# EXERCISE
Working from the entries below, give again each line from the first through the one containing "A, 0.032 mol/kgw NH4HSO4 added", exactly and with nothing else.

# EXERCISE DATA
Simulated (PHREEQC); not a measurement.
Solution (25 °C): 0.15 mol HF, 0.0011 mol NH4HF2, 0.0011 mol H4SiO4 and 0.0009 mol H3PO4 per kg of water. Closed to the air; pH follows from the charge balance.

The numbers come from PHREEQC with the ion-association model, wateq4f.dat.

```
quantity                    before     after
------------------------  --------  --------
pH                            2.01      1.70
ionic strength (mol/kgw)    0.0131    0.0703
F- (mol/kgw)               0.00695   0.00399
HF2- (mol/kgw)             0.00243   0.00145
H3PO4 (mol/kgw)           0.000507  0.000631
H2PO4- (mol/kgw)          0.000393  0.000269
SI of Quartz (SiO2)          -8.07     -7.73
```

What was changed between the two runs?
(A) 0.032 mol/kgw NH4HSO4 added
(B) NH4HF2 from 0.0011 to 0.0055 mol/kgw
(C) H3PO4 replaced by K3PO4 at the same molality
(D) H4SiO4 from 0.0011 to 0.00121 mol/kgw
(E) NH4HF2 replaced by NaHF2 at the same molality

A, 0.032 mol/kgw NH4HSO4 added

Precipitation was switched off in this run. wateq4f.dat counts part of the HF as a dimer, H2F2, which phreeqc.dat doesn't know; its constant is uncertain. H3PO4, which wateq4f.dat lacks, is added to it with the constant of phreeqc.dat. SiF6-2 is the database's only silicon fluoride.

# SOLUTION
Simulated (PHREEQC); not a measurement.
Solution (25 °C): 0.15 mol HF, 0.0011 mol NH4HF2, 0.0011 mol H4SiO4 and 0.0009 mol H3PO4 per kg of water. Closed to the air; pH follows from the charge balance.

The numbers come from PHREEQC with the ion-association model, wateq4f.dat.

```
quantity                    before     after
------------------------  --------  --------
pH                            2.01      1.70
ionic strength (mol/kgw)    0.0131    0.0703
F- (mol/kgw)               0.00695   0.00399
HF2- (mol/kgw)             0.00243   0.00145
H3PO4 (mol/kgw)           0.000507  0.000631
H2PO4- (mol/kgw)          0.000393  0.000269
SI of Quartz (SiO2)          -8.07     -7.73
```

What was changed between the two runs?
(A) 0.032 mol/kgw NH4HSO4 added
(B) NH4HF2 from 0.0011 to 0.0055 mol/kgw
(C) H3PO4 replaced by K3PO4 at the same molality
(D) H4SiO4 from 0.0011 to 0.00121 mol/kgw
(E) NH4HF2 replaced by NaHF2 at the same molality

A, 0.032 mol/kgw NH4HSO4 added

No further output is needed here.